_AVAILABLE DATA_:
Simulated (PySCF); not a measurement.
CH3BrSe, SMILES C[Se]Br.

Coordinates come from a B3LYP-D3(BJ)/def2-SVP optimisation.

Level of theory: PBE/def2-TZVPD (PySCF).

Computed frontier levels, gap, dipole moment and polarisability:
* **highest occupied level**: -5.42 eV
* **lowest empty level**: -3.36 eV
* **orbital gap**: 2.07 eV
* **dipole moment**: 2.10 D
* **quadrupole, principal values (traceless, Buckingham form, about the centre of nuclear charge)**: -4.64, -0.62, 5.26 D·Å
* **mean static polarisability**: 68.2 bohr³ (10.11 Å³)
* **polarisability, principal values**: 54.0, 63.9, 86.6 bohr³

_REQUIRED ACTION_: Of the entries above, transcribe exactly those lines that fall between the line containing "Computed frontier levels, gap, dipole" and the line containing "bohr³ (10.11 Å³)", together with those two lines.

_WRITTEN SOLUTION_:
Computed frontier levels, gap, dipole moment and polarisability:
* **highest occupied level**: -5.42 eV
* **lowest empty level**: -3.36 eV
* **orbital gap**: 2.07 eV
* **dipole moment**: 2.10 D
* **quadrupole, principal values (traceless, Buckingham form, about the centre of nuclear charge)**: -4.64, -0.62, 5.26 D·Å
* **mean static polarisability**: 68.2 bohr³ (10.11 Å³)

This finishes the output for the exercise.